◆ **EXCERPTED DATA**
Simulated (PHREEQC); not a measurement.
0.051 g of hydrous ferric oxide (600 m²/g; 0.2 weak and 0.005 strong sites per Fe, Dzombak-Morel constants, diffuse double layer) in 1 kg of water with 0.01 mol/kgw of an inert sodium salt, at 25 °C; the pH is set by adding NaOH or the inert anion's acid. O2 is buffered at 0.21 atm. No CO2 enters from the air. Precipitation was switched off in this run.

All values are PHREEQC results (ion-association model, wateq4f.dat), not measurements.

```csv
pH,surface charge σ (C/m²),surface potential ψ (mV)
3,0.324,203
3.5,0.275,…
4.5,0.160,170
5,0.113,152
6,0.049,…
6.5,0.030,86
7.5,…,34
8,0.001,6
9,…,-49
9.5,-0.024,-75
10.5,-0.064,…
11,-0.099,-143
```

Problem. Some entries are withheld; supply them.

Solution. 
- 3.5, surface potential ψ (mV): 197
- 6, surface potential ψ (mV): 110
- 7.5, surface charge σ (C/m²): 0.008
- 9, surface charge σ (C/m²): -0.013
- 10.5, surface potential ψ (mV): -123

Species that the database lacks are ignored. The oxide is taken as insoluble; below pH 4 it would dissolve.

◆ **ACTIVITY**
Keep to the lines above, from the first one through the line where "- 9, surface charge σ (C/m²): -0.013" appears, and copy them exactly.

◆ **EXERCISE OUTPUT**
Simulated (PHREEQC); not a measurement.
0.051 g of hydrous ferric oxide (600 m²/g; 0.2 weak and 0.005 strong sites per Fe, Dzombak-Morel constants, diffuse double layer) in 1 kg of water with 0.01 mol/kgw of an inert sodium salt, at 25 °C; the pH is set by adding NaOH or the inert anion's acid. O2 is buffered at 0.21 atm. No CO2 enters from the air. Precipitation was switched off in this run.

All values are PHREEQC results (ion-association model, wateq4f.dat), not measurements.

```csv
pH,surface charge σ (C/m²),surface potential ψ (mV)
3,0.324,203
3.5,0.275,…
4.5,0.160,170
5,0.113,152
6,0.049,…
6.5,0.030,86
7.5,…,34
8,0.001,6
9,…,-49
9.5,-0.024,-75
10.5,-0.064,…
11,-0.099,-143
```

Problem. Some entries are withheld; supply them.

Solution. 
- 3.5, surface potential ψ (mV): 197
- 6, surface potential ψ (mV): 110
- 7.5, surface charge σ (C/m²): 0.008
- 9, surface charge σ (C/m²): -0.013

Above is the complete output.